WORK ORDER: Return the lines exactly as they stand, from the first of the material through the line containing "generalised stacking fault**".

[Start of section]

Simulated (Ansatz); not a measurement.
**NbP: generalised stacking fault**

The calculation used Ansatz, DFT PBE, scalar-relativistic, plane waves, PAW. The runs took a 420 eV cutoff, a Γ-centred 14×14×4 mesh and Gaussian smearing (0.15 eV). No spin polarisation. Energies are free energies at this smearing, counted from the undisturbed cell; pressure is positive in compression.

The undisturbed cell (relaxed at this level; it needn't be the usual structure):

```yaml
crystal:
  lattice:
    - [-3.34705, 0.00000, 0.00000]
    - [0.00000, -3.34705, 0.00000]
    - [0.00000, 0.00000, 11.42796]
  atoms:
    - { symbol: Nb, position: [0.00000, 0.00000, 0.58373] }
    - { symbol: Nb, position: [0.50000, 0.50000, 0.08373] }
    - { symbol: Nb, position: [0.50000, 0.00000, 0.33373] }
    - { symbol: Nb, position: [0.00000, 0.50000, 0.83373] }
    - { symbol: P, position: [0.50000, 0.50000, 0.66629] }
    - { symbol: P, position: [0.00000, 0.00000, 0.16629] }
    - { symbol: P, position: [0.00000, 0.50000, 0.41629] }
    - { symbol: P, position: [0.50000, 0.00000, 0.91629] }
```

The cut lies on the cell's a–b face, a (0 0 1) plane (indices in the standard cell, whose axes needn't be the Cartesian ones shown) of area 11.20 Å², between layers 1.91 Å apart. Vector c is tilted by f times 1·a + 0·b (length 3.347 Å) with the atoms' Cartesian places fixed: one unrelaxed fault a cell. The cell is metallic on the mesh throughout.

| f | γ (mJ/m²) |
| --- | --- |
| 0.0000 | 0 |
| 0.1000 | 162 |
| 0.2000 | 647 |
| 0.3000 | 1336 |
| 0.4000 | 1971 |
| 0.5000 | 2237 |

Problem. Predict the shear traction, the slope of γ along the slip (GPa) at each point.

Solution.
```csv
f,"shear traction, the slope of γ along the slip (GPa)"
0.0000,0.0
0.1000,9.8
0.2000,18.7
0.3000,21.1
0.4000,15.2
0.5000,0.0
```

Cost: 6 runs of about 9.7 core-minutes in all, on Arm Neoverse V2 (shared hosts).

[End of section]

WRITTEN REPLY:
Simulated (Ansatz); not a measurement.
**NbP: generalised stacking fault**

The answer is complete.